WORK ITEM: Produce as output only the lines below starting at the line with "- 221.2, reference: 7.963e-5" and continuing through the line with "- 221.2, Redlich-Kwong: 0.0001552", each one exactly as written.

DATASET ENTRIES:
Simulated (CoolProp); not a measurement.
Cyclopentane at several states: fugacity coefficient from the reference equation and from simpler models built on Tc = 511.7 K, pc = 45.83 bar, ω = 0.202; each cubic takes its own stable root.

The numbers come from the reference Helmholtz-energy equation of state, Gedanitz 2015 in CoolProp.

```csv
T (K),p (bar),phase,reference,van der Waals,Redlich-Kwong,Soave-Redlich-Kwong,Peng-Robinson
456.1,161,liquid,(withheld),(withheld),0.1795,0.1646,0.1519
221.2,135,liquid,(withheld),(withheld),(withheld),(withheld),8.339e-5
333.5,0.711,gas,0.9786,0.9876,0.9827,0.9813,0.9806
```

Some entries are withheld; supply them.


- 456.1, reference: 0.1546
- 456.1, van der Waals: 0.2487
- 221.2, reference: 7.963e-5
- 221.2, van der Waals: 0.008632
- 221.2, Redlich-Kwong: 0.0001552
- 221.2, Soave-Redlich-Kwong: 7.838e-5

YOUR RESPONSE:
- 221.2, reference: 7.963e-5
- 221.2, van der Waals: 0.008632
- 221.2, Redlich-Kwong: 0.0001552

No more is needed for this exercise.